WORK INSTRUCTION: From the line containing "Item | Value |" down to the line containing "how much memory?" in the records below, reproduce every line exactly, ends included, and omit all others.

DATASET:
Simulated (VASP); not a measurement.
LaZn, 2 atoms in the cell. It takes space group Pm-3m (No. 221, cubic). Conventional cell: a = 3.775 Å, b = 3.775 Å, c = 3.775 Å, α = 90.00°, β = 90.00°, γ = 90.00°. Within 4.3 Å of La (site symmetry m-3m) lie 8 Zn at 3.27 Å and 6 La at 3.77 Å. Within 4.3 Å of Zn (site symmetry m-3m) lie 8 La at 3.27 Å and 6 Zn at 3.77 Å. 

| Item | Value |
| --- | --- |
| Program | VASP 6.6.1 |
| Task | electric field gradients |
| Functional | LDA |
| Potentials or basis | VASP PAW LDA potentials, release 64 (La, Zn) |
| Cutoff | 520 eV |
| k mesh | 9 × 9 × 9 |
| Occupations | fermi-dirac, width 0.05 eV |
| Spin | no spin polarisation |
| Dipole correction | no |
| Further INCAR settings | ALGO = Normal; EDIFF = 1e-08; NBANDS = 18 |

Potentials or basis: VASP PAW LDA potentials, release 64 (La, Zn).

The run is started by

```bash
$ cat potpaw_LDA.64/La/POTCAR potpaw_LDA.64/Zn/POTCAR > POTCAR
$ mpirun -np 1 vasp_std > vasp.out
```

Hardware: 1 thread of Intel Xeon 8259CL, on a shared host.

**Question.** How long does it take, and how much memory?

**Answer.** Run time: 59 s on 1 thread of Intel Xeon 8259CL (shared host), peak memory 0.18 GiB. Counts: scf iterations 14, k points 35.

WRITTEN SOLUTION:
| Item | Value |
| --- | --- |
| Program | VASP 6.6.1 |
| Task | electric field gradients |
| Functional | LDA |
| Potentials or basis | VASP PAW LDA potentials, release 64 (La, Zn) |
| Cutoff | 520 eV |
| k mesh | 9 × 9 × 9 |
| Occupations | fermi-dirac, width 0.05 eV |
| Spin | no spin polarisation |
| Dipole correction | no |
| Further INCAR settings | ALGO = Normal; EDIFF = 1e-08; NBANDS = 18 |

Potentials or basis: VASP PAW LDA potentials, release 64 (La, Zn).

The run is started by

```bash
$ cat potpaw_LDA.64/La/POTCAR potpaw_LDA.64/Zn/POTCAR > POTCAR
$ mpirun -np 1 vasp_std > vasp.out
```

Hardware: 1 thread of Intel Xeon 8259CL, on a shared host.

**Question.** How long does it take, and how much memory?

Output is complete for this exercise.